■ Brief: Give back an exact copy of the lines below, from the first through the line with "Caveats: the stress"; please stop there.

Top of Source material

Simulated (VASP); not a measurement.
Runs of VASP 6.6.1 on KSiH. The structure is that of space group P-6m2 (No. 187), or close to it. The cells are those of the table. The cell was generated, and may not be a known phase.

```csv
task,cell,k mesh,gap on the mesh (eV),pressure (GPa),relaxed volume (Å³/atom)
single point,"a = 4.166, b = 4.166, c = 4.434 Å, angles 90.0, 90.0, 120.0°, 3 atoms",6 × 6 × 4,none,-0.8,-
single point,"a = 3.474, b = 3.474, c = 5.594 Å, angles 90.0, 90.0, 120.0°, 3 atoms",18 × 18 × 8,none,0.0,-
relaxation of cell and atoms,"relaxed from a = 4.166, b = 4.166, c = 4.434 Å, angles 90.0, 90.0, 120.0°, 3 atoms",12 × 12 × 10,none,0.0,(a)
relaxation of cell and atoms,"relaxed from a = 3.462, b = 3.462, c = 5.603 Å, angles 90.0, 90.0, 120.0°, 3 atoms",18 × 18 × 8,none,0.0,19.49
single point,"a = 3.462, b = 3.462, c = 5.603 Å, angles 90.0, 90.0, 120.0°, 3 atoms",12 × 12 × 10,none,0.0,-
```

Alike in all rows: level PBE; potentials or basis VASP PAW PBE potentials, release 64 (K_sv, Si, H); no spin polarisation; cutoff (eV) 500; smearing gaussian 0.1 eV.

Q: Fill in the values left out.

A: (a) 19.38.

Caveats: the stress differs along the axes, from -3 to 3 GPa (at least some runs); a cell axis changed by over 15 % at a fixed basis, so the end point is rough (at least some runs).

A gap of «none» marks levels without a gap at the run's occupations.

Bottom of Source material

■ Answer area:
Simulated (VASP); not a measurement.
Runs of VASP 6.6.1 on KSiH. The structure is that of space group P-6m2 (No. 187), or close to it. The cells are those of the table. The cell was generated, and may not be a known phase.

```csv
task,cell,k mesh,gap on the mesh (eV),pressure (GPa),relaxed volume (Å³/atom)
single point,"a = 4.166, b = 4.166, c = 4.434 Å, angles 90.0, 90.0, 120.0°, 3 atoms",6 × 6 × 4,none,-0.8,-
single point,"a = 3.474, b = 3.474, c = 5.594 Å, angles 90.0, 90.0, 120.0°, 3 atoms",18 × 18 × 8,none,0.0,-
relaxation of cell and atoms,"relaxed from a = 4.166, b = 4.166, c = 4.434 Å, angles 90.0, 90.0, 120.0°, 3 atoms",12 × 12 × 10,none,0.0,(a)
relaxation of cell and atoms,"relaxed from a = 3.462, b = 3.462, c = 5.603 Å, angles 90.0, 90.0, 120.0°, 3 atoms",18 × 18 × 8,none,0.0,19.49
single point,"a = 3.462, b = 3.462, c = 5.603 Å, angles 90.0, 90.0, 120.0°, 3 atoms",12 × 12 × 10,none,0.0,-
```

Alike in all rows: level PBE; potentials or basis VASP PAW PBE potentials, release 64 (K_sv, Si, H); no spin polarisation; cutoff (eV) 500; smearing gaussian 0.1 eV.

Q: Fill in the values left out.

A: (a) 19.38.

Caveats: the stress differs along the axes, from -3 to 3 GPa (at least some runs); a cell axis changed by over 15 % at a fixed basis, so the end point is rough (at least some runs).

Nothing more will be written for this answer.